(DATA FOR REVIEW begins)
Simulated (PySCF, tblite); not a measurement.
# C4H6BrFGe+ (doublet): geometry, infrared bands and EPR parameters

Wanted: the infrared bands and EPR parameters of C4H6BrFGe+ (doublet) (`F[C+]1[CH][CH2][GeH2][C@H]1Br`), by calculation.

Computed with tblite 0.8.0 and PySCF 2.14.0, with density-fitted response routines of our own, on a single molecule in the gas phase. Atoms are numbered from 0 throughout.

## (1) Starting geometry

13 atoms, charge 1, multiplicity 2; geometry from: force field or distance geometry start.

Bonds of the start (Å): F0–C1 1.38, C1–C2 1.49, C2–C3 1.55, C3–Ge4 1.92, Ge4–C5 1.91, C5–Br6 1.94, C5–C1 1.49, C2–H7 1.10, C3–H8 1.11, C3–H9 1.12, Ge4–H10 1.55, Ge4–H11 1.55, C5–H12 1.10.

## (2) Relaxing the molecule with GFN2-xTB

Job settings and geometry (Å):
(DATA FOR REVIEW ends)

» **BRIEF**
From the beginning of the listing above down to the line with "## (2) Relaxing the molecule with GFN2-xTB", every line should be restated exactly.

» **EXERCISE ANSWER**
Simulated (PySCF, tblite); not a measurement.
# C4H6BrFGe+ (doublet): geometry, infrared bands and EPR parameters

Wanted: the infrared bands and EPR parameters of C4H6BrFGe+ (doublet) (`F[C+]1[CH][CH2][GeH2][C@H]1Br`), by calculation.

Computed with tblite 0.8.0 and PySCF 2.14.0, with density-fitted response routines of our own, on a single molecule in the gas phase. Atoms are numbered from 0 throughout.

## (1) Starting geometry

13 atoms, charge 1, multiplicity 2; geometry from: force field or distance geometry start.

Bonds of the start (Å): F0–C1 1.38, C1–C2 1.49, C2–C3 1.55, C3–Ge4 1.92, Ge4–C5 1.91, C5–Br6 1.94, C5–C1 1.49, C2–H7 1.10, C3–H8 1.11, C3–H9 1.12, Ge4–H10 1.55, Ge4–H11 1.55, C5–H12 1.10.

## (2) Relaxing the molecule with GFN2-xTB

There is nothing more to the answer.